BEGIN Extracted information

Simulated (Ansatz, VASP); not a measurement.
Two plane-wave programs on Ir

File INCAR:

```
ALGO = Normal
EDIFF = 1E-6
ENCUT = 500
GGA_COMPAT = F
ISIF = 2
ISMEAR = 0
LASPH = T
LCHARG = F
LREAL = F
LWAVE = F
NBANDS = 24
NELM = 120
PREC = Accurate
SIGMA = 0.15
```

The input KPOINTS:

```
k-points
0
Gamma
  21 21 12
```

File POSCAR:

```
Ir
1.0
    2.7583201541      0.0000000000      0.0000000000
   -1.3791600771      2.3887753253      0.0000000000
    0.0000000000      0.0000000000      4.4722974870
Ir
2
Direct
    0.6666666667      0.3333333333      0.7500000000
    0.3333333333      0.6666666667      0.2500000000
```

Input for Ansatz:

END Extracted information

Action item: In full and verbatim, transcribe the data.

Answer box:
Simulated (Ansatz, VASP); not a measurement.
Two plane-wave programs on Ir

File INCAR:

```
ALGO = Normal
EDIFF = 1E-6
ENCUT = 500
GGA_COMPAT = F
ISIF = 2
ISMEAR = 0
LASPH = T
LCHARG = F
LREAL = F
LWAVE = F
NBANDS = 24
NELM = 120
PREC = Accurate
SIGMA = 0.15
```

The input KPOINTS:

```
k-points
0
Gamma
  21 21 12
```

File POSCAR:

```
Ir
1.0
    2.7583201541      0.0000000000      0.0000000000
   -1.3791600771      2.3887753253      0.0000000000
    0.0000000000      0.0000000000      4.4722974870
Ir
2
Direct
    0.6666666667      0.3333333333      0.7500000000
    0.3333333333      0.6666666667      0.2500000000
```

Input for Ansatz:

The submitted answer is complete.